Content starts
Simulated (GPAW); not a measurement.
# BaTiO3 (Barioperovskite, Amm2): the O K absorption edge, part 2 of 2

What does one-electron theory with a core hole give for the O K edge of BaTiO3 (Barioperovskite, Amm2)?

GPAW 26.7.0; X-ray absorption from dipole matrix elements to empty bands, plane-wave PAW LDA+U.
Content ends

REQUIRED ACTION:
Reproduce every line above. Keep it exact.

WRITTEN RESPONSE:
Simulated (GPAW); not a measurement.
# BaTiO3 (Barioperovskite, Amm2): the O K absorption edge, part 2 of 2

What does one-electron theory with a core hole give for the O K edge of BaTiO3 (Barioperovskite, Amm2)?

GPAW 26.7.0; X-ray absorption from dipole matrix elements to empty bands, plane-wave PAW LDA+U.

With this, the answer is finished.